**WORK REQUEST**.
Every line of the material below should be retyped exactly.

**MATERIAL PROVIDED**.
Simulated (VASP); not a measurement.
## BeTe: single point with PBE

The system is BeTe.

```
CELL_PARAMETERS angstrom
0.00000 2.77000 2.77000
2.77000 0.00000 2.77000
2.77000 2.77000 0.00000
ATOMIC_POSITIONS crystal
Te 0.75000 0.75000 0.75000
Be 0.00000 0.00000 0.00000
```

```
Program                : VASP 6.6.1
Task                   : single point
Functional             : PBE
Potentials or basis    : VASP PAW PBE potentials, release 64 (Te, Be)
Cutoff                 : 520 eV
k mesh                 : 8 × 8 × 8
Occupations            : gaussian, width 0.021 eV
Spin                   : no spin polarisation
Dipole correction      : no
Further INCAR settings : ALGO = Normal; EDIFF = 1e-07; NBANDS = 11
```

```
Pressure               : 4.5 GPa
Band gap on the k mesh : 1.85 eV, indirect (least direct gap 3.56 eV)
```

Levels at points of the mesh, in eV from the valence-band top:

**ANSWER AREA**.
Simulated (VASP); not a measurement.
## BeTe: single point with PBE

The system is BeTe.

```
CELL_PARAMETERS angstrom
0.00000 2.77000 2.77000
2.77000 0.00000 2.77000
2.77000 2.77000 0.00000
ATOMIC_POSITIONS crystal
Te 0.75000 0.75000 0.75000
Be 0.00000 0.00000 0.00000
```

```
Program                : VASP 6.6.1
Task                   : single point
Functional             : PBE
Potentials or basis    : VASP PAW PBE potentials, release 64 (Te, Be)
Cutoff                 : 520 eV
k mesh                 : 8 × 8 × 8
Occupations            : gaussian, width 0.021 eV
Spin                   : no spin polarisation
Dipole correction      : no
Further INCAR settings : ALGO = Normal; EDIFF = 1e-07; NBANDS = 11
```

```
Pressure               : 4.5 GPa
Band gap on the k mesh : 1.85 eV, indirect (least direct gap 3.56 eV)
```

Levels at points of the mesh, in eV from the valence-band top:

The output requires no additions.